### Work instruction
Starting at the top of the entries below, set down each line exactly as written, and stop after the line containing "A calculation on".

### Study material
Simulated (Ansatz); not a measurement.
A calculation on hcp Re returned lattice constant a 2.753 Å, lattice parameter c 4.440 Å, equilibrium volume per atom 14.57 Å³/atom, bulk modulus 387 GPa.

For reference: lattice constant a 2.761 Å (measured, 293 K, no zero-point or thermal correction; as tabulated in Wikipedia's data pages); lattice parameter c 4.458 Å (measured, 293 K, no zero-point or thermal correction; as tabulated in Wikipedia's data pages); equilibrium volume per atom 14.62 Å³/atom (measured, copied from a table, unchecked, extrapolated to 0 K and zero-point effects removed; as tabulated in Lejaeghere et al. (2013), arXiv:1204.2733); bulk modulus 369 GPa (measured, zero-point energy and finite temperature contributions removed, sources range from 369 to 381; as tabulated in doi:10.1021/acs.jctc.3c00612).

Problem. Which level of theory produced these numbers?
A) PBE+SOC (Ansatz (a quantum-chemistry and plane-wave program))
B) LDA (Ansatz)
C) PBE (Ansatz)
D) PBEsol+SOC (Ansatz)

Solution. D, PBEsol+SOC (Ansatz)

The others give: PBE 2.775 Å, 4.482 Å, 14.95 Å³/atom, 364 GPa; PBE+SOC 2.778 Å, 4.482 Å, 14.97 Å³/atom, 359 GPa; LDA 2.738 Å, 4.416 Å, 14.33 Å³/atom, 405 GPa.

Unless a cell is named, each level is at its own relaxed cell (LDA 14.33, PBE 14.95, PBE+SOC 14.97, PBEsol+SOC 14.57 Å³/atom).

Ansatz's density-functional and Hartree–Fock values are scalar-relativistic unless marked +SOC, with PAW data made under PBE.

### Expected answer
Simulated (Ansatz); not a measurement.
A calculation on hcp Re returned lattice constant a 2.753 Å, lattice parameter c 4.440 Å, equilibrium volume per atom 14.57 Å³/atom, bulk modulus 387 GPa.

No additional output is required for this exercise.